*DATASET EXCERPTS:*
-- Opening Marker --

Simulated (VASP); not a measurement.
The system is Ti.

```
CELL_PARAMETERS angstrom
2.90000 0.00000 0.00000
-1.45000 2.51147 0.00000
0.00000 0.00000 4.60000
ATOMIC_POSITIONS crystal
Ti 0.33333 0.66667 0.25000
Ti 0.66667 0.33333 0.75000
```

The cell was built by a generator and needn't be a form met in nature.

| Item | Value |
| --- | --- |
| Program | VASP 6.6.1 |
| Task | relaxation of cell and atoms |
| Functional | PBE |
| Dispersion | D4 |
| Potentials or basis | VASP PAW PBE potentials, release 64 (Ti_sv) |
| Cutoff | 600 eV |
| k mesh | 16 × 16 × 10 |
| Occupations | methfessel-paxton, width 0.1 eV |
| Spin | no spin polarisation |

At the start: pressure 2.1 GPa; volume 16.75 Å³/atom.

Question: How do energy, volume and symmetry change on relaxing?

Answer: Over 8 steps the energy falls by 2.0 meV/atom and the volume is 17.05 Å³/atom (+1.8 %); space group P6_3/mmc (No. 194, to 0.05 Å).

-- Closing Marker --

*ACTION ITEM:* Every record above must be set down again, word for word.

*TASK RESPONSE:*
Simulated (VASP); not a measurement.
The system is Ti.

```
CELL_PARAMETERS angstrom
2.90000 0.00000 0.00000
-1.45000 2.51147 0.00000
0.00000 0.00000 4.60000
ATOMIC_POSITIONS crystal
Ti 0.33333 0.66667 0.25000
Ti 0.66667 0.33333 0.75000
```

The cell was built by a generator and needn't be a form met in nature.

| Item | Value |
| --- | --- |
| Program | VASP 6.6.1 |
| Task | relaxation of cell and atoms |
| Functional | PBE |
| Dispersion | D4 |
| Potentials or basis | VASP PAW PBE potentials, release 64 (Ti_sv) |
| Cutoff | 600 eV |
| k mesh | 16 × 16 × 10 |
| Occupations | methfessel-paxton, width 0.1 eV |
| Spin | no spin polarisation |

At the start: pressure 2.1 GPa; volume 16.75 Å³/atom.

Question: How do energy, volume and symmetry change on relaxing?

Answer: Over 8 steps the energy falls by 2.0 meV/atom and the volume is 17.05 Å³/atom (+1.8 %); space group P6_3/mmc (No. 194, to 0.05 Å).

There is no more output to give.